Listed entries:
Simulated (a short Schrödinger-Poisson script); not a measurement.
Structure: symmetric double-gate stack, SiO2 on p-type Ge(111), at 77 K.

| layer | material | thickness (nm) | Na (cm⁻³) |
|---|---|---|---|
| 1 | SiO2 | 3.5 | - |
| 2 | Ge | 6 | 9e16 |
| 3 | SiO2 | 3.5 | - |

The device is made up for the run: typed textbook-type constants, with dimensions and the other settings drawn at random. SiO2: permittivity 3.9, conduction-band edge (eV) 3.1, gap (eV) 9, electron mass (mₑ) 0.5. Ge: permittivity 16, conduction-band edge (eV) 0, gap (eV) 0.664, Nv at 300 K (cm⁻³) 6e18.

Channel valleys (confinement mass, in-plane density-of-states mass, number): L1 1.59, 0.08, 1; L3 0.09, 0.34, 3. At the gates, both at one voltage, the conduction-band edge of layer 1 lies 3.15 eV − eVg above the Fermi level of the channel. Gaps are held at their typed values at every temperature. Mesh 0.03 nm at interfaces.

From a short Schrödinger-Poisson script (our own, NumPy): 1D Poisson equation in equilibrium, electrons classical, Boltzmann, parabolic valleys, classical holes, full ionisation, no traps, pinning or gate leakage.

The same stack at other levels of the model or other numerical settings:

Task item: Each line from the top of the entries above through the line containing "Channel valleys (confinement" must be transcribed exactly, and no other line may appear.

Exercise solution:
Simulated (a short Schrödinger-Poisson script); not a measurement.
Structure: symmetric double-gate stack, SiO2 on p-type Ge(111), at 77 K.

| layer | material | thickness (nm) | Na (cm⁻³) |
|---|---|---|---|
| 1 | SiO2 | 3.5 | - |
| 2 | Ge | 6 | 9e16 |
| 3 | SiO2 | 3.5 | - |

The device is made up for the run: typed textbook-type constants, with dimensions and the other settings drawn at random. SiO2: permittivity 3.9, conduction-band edge (eV) 3.1, gap (eV) 9, electron mass (mₑ) 0.5. Ge: permittivity 16, conduction-band edge (eV) 0, gap (eV) 0.664, Nv at 300 K (cm⁻³) 6e18.

Channel valleys (confinement mass, in-plane density-of-states mass, number): L1 1.59, 0.08, 1; L3 0.09, 0.34, 3. At the gates, both at one voltage, the conduction-band edge of layer 1 lies 3.15 eV − eVg above the Fermi level of the channel. Gaps are held at their typed values at every temperature. Mesh 0.03 nm at interfaces.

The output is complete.